── RECORD EXCERPTS ──

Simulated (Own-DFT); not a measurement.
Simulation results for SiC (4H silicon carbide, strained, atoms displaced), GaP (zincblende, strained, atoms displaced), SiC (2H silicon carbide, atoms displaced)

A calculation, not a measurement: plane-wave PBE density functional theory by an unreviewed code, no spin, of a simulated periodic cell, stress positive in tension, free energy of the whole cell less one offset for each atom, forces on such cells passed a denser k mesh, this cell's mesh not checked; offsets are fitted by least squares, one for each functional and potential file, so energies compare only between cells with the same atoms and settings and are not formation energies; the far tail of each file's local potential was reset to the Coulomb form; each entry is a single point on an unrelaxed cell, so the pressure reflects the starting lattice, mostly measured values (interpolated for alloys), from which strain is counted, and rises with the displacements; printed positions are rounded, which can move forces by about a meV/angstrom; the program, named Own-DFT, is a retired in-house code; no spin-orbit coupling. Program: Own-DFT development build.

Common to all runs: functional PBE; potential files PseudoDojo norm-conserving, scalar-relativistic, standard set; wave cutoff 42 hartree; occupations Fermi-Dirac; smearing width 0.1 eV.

───

WORK INSTRUCTION: Copy out only the lines running from the beginning of the data to the line with "Simulation results for", both ends included.

RESPONSE BOX:
Simulated (Own-DFT); not a measurement.
Simulation results for SiC (4H silicon carbide, strained, atoms displaced), GaP (zincblende, strained, atoms displaced), SiC (2H silicon carbide, atoms displaced)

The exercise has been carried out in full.